WORK TASK
Copy every record that appears below, exactly as it stands.

DATA SHOWN
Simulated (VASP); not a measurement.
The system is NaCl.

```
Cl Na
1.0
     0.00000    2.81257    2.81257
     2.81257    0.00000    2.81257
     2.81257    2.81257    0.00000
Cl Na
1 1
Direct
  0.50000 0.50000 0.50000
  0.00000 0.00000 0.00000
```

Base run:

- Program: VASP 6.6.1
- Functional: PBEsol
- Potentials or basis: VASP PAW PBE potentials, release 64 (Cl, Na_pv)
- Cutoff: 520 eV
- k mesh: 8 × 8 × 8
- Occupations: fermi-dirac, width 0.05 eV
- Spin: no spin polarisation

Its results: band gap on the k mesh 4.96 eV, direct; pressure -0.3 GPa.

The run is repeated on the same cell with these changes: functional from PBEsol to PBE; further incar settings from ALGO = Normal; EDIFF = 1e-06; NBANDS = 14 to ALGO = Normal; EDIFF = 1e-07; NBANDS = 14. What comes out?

TASK RESPONSE
Simulated (VASP); not a measurement.
The system is NaCl.

```
Cl Na
1.0
     0.00000    2.81257    2.81257
     2.81257    0.00000    2.81257
     2.81257    2.81257    0.00000
Cl Na
1 1
Direct
  0.50000 0.50000 0.50000
  0.00000 0.00000 0.00000
```

Base run:

- Program: VASP 6.6.1
- Functional: PBEsol
- Potentials or basis: VASP PAW PBE potentials, release 64 (Cl, Na_pv)
- Cutoff: 520 eV
- k mesh: 8 × 8 × 8
- Occupations: fermi-dirac, width 0.05 eV
- Spin: no spin polarisation

Its results: band gap on the k mesh 4.96 eV, direct; pressure -0.3 GPa.

The run is repeated on the same cell with these changes: functional from PBEsol to PBE; further incar settings from ALGO = Normal; EDIFF = 1e-06; NBANDS = 14 to ALGO = Normal; EDIFF = 1e-07; NBANDS = 14. What comes out?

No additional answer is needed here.